Activity -> Reproduce the listing below without any change.

Data for review START

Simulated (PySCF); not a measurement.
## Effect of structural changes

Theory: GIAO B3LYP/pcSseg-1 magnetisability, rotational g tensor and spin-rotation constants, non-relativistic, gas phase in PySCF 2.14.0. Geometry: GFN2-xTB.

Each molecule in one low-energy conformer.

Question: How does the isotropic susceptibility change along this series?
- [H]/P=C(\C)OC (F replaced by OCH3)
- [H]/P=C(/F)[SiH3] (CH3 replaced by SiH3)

Data for review END

Response box ->
Simulated (PySCF); not a measurement.
## Effect of structural changes

Theory: GIAO B3LYP/pcSseg-1 magnetisability, rotational g tensor and spin-rotation constants, non-relativistic, gas phase in PySCF 2.14.0. Geometry: GFN2-xTB.

Each molecule in one low-energy conformer.

Question: How does the isotropic susceptibility change along this series?
- [H]/P=C(\C)OC (F replaced by OCH3)
- [H]/P=C(/F)[SiH3] (CH3 replaced by SiH3)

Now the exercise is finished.